-- DATA FOR ANALYSIS follows --

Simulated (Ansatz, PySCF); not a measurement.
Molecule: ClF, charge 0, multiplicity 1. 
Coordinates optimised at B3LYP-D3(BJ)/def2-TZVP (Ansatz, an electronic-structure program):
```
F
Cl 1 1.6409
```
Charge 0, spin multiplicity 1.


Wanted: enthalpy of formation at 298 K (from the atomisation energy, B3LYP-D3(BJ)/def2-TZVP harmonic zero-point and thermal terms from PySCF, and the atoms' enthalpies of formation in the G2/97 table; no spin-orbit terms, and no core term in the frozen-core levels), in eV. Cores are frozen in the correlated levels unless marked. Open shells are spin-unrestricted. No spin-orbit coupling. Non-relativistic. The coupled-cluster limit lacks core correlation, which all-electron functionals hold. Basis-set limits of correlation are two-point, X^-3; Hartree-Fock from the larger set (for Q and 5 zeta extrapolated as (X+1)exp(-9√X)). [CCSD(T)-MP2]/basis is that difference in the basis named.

-- DATA FOR ANALYSIS concluded --

[EXERCISE] Please output the complete set of records above without any alteration.

[EXERCISE OUTPUT]
Simulated (Ansatz, PySCF); not a measurement.
Molecule: ClF, charge 0, multiplicity 1. 
Coordinates optimised at B3LYP-D3(BJ)/def2-TZVP (Ansatz, an electronic-structure program):
```
F
Cl 1 1.6409
```
Charge 0, spin multiplicity 1.


Wanted: enthalpy of formation at 298 K (from the atomisation energy, B3LYP-D3(BJ)/def2-TZVP harmonic zero-point and thermal terms from PySCF, and the atoms' enthalpies of formation in the G2/97 table; no spin-orbit terms, and no core term in the frozen-core levels), in eV. Cores are frozen in the correlated levels unless marked. Open shells are spin-unrestricted. No spin-orbit coupling. Non-relativistic. The coupled-cluster limit lacks core correlation, which all-electron functionals hold. Basis-set limits of correlation are two-point, X^-3; Hartree-Fock from the larger set (for Q and 5 zeta extrapolated as (X+1)exp(-9√X)). [CCSD(T)-MP2]/basis is that difference in the basis named.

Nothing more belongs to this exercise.